> **Entries supplied**
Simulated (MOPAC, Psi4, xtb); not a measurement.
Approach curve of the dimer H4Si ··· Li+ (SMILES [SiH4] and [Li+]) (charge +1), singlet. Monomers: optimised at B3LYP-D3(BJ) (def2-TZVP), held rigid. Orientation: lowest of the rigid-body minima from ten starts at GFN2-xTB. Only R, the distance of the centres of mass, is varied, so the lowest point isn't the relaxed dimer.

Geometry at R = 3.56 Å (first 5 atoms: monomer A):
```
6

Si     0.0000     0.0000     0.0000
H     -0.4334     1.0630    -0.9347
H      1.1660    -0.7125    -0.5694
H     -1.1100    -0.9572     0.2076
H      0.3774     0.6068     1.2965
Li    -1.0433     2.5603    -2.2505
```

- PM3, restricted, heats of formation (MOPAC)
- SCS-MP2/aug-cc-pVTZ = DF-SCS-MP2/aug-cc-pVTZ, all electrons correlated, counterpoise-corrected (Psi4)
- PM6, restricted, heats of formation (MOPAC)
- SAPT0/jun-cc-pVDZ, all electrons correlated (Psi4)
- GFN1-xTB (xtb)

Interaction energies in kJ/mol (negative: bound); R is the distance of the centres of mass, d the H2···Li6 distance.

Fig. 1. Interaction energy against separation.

> **Assigned task**
Please give each line above again, word for word.

> **Exercise result**
Simulated (MOPAC, Psi4, xtb); not a measurement.
Approach curve of the dimer H4Si ··· Li+ (SMILES [SiH4] and [Li+]) (charge +1), singlet. Monomers: optimised at B3LYP-D3(BJ) (def2-TZVP), held rigid. Orientation: lowest of the rigid-body minima from ten starts at GFN2-xTB. Only R, the distance of the centres of mass, is varied, so the lowest point isn't the relaxed dimer.

Geometry at R = 3.56 Å (first 5 atoms: monomer A):
```
6

Si     0.0000     0.0000     0.0000
H     -0.4334     1.0630    -0.9347
H      1.1660    -0.7125    -0.5694
H     -1.1100    -0.9572     0.2076
H      0.3774     0.6068     1.2965
Li    -1.0433     2.5603    -2.2505
```

- PM3, restricted, heats of formation (MOPAC)
- SCS-MP2/aug-cc-pVTZ = DF-SCS-MP2/aug-cc-pVTZ, all electrons correlated, counterpoise-corrected (Psi4)
- PM6, restricted, heats of formation (MOPAC)
- SAPT0/jun-cc-pVDZ, all electrons correlated (Psi4)
- GFN1-xTB (xtb)

Interaction energies in kJ/mol (negative: bound); R is the distance of the centres of mass, d the H2···Li6 distance.

Fig. 1. Interaction energy against separation.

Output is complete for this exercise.